- Work instruction -
Output, without any change, the listing below from its opening line up to and including the line with "moment: 1 μB".

══════════════════════════════
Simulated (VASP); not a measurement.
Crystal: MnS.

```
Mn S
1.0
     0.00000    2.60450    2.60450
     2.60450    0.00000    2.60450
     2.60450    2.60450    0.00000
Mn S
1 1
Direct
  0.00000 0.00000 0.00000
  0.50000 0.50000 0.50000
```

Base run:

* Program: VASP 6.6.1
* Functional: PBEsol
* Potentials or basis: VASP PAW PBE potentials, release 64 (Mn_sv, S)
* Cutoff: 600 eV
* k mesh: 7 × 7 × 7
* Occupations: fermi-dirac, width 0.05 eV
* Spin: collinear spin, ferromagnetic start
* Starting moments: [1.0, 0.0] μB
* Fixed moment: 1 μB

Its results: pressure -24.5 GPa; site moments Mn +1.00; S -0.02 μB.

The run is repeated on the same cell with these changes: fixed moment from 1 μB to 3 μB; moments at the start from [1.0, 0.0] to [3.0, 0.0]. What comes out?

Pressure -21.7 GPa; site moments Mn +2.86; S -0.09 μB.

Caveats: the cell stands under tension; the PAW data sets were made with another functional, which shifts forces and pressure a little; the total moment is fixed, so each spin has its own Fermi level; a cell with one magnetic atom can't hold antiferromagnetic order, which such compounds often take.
══════════════════════════════

- Task answer -
Simulated (VASP); not a measurement.
Crystal: MnS.

```
Mn S
1.0
     0.00000    2.60450    2.60450
     2.60450    0.00000    2.60450
     2.60450    2.60450    0.00000
Mn S
1 1
Direct
  0.00000 0.00000 0.00000
  0.50000 0.50000 0.50000
```

Base run:

* Program: VASP 6.6.1
* Functional: PBEsol
* Potentials or basis: VASP PAW PBE potentials, release 64 (Mn_sv, S)
* Cutoff: 600 eV
* k mesh: 7 × 7 × 7
* Occupations: fermi-dirac, width 0.05 eV
* Spin: collinear spin, ferromagnetic start
* Starting moments: [1.0, 0.0] μB
* Fixed moment: 1 μB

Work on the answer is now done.